-- Records shown follows --
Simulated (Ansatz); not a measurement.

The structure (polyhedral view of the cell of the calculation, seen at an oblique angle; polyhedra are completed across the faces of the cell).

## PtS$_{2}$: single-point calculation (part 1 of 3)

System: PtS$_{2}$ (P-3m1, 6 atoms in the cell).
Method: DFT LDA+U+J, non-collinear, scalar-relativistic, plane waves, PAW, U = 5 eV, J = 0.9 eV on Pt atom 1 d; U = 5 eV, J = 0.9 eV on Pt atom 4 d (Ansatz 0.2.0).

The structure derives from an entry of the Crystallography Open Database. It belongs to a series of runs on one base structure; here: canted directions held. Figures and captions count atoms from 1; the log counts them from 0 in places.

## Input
-- Records shown concluded --

-- Task item --
Set down, word for word, each line from the top of the records above through the line with "The structure derives".

-- Task answer --
Simulated (Ansatz); not a measurement.

The structure (polyhedral view of the cell of the calculation, seen at an oblique angle; polyhedra are completed across the faces of the cell).

## PtS$_{2}$: single-point calculation (part 1 of 3)

System: PtS$_{2}$ (P-3m1, 6 atoms in the cell).
Method: DFT LDA+U+J, non-collinear, scalar-relativistic, plane waves, PAW, U = 5 eV, J = 0.9 eV on Pt atom 1 d; U = 5 eV, J = 0.9 eV on Pt atom 4 d (Ansatz 0.2.0).

The structure derives from an entry of the Crystallography Open Database. It belongs to a series of runs on one base structure; here: canted directions held. Figures and captions count atoms from 1; the log counts them from 0 in places.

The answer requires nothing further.